Transcribe exactly each line of the entries, from the opening line to the line with "(8.40 Å³) |", with both of those lines included.

DATA FOR ANALYSIS Block Start
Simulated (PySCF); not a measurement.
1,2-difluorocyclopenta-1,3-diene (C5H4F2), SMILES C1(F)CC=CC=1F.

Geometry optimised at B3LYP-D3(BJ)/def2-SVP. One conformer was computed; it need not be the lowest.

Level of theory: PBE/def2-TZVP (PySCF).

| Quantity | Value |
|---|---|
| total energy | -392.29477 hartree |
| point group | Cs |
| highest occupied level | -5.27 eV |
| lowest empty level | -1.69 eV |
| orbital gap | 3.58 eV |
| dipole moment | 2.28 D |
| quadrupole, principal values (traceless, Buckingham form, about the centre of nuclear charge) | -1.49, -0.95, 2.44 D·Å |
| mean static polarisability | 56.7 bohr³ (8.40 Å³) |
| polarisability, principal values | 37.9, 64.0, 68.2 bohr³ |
DATA FOR ANALYSIS Block End

:: TASK RESPONSE ::
Simulated (PySCF); not a measurement.
1,2-difluorocyclopenta-1,3-diene (C5H4F2), SMILES C1(F)CC=CC=1F.

Geometry optimised at B3LYP-D3(BJ)/def2-SVP. One conformer was computed; it need not be the lowest.

Level of theory: PBE/def2-TZVP (PySCF).

| Quantity | Value |
|---|---|
| total energy | -392.29477 hartree |
| point group | Cs |
| highest occupied level | -5.27 eV |
| lowest empty level | -1.69 eV |
| orbital gap | 3.58 eV |
| dipole moment | 2.28 D |
| quadrupole, principal values (traceless, Buckingham form, about the centre of nuclear charge) | -1.49, -0.95, 2.44 D·Å |
| mean static polarisability | 56.7 bohr³ (8.40 Å³) |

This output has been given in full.